#### INFORMATION GIVEN
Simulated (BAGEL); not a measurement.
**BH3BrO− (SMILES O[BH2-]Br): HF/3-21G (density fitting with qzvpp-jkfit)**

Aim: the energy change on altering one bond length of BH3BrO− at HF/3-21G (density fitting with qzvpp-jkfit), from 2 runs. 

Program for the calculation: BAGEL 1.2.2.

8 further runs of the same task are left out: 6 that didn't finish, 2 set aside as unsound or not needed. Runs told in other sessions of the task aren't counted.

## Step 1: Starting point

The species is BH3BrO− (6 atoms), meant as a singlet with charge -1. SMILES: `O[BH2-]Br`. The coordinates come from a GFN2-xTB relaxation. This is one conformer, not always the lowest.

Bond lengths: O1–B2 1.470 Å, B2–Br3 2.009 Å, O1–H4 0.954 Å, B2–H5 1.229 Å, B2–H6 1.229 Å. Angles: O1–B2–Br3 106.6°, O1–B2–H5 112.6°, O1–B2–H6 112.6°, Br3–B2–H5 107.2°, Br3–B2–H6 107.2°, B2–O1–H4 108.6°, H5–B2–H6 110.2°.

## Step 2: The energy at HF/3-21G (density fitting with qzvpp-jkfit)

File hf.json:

#### BRIEF
For this task, print the records again exactly as they appear.

#### REPLY
Simulated (BAGEL); not a measurement.
**BH3BrO− (SMILES O[BH2-]Br): HF/3-21G (density fitting with qzvpp-jkfit)**

Aim: the energy change on altering one bond length of BH3BrO− at HF/3-21G (density fitting with qzvpp-jkfit), from 2 runs. 

Program for the calculation: BAGEL 1.2.2.

8 further runs of the same task are left out: 6 that didn't finish, 2 set aside as unsound or not needed. Runs told in other sessions of the task aren't counted.

## Step 1: Starting point

The species is BH3BrO− (6 atoms), meant as a singlet with charge -1. SMILES: `O[BH2-]Br`. The coordinates come from a GFN2-xTB relaxation. This is one conformer, not always the lowest.

Bond lengths: O1–B2 1.470 Å, B2–Br3 2.009 Å, O1–H4 0.954 Å, B2–H5 1.229 Å, B2–H6 1.229 Å. Angles: O1–B2–Br3 106.6°, O1–B2–H5 112.6°, O1–B2–H6 112.6°, Br3–B2–H5 107.2°, Br3–B2–H6 107.2°, B2–O1–H4 108.6°, H5–B2–H6 110.2°.

## Step 2: The energy at HF/3-21G (density fitting with qzvpp-jkfit)

File hf.json:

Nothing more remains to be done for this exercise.